— Work task —
From the entries below, transcribe exactly the lines between the line holding "SMILES: [BeH][Cl]" and the line holding "Q: What is the vertical", inclusive; skip all other lines.

● ● ● ●

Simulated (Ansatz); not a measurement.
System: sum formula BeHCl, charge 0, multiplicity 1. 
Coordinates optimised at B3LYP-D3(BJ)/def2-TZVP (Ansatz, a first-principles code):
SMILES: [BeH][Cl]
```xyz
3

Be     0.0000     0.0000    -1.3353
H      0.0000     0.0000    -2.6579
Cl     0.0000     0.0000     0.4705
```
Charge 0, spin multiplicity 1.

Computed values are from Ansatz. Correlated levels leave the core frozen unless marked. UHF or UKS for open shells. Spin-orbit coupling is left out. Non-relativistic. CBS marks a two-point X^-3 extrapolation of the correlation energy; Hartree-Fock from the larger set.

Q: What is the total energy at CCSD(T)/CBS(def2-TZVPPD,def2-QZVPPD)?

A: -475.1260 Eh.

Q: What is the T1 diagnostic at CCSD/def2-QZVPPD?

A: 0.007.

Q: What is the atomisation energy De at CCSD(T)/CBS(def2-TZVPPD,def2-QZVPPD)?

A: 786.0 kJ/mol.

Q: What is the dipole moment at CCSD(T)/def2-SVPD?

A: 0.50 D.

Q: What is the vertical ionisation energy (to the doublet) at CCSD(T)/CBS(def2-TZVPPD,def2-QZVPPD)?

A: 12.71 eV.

● ● ● ●

— Task output —
SMILES: [BeH][Cl]
```xyz
3

Be     0.0000     0.0000    -1.3353
H      0.0000     0.0000    -2.6579
Cl     0.0000     0.0000     0.4705
```
Charge 0, spin multiplicity 1.

Computed values are from Ansatz. Correlated levels leave the core frozen unless marked. UHF or UKS for open shells. Spin-orbit coupling is left out. Non-relativistic. CBS marks a two-point X^-3 extrapolation of the correlation energy; Hartree-Fock from the larger set.

Q: What is the total energy at CCSD(T)/CBS(def2-TZVPPD,def2-QZVPPD)?

A: -475.1260 Eh.

Q: What is the T1 diagnostic at CCSD/def2-QZVPPD?

A: 0.007.

Q: What is the atomisation energy De at CCSD(T)/CBS(def2-TZVPPD,def2-QZVPPD)?

A: 786.0 kJ/mol.

Q: What is the dipole moment at CCSD(T)/def2-SVPD?

A: 0.50 D.

Q: What is the vertical ionisation energy (to the doublet) at CCSD(T)/CBS(def2-TZVPPD,def2-QZVPPD)?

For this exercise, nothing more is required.